Work request: Lines from the beginning of the data below through the one containing "These are results" are to be printed exactly as they appear.

Recorded data:
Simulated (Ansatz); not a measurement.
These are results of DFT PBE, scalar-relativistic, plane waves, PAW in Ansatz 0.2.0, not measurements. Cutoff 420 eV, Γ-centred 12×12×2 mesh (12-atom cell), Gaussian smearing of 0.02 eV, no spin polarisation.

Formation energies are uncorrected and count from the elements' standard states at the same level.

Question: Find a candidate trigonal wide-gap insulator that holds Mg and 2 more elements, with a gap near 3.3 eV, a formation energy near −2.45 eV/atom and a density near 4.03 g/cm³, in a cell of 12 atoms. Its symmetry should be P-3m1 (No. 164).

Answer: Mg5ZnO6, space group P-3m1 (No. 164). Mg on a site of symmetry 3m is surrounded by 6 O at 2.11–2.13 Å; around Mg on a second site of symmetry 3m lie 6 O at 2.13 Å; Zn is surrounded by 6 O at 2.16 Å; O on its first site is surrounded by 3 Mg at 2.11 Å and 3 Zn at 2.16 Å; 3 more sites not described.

Your response:
Simulated (Ansatz); not a measurement.
These are results of DFT PBE, scalar-relativistic, plane waves, PAW in Ansatz 0.2.0, not measurements. Cutoff 420 eV, Γ-centred 12×12×2 mesh (12-atom cell), Gaussian smearing of 0.02 eV, no spin polarisation.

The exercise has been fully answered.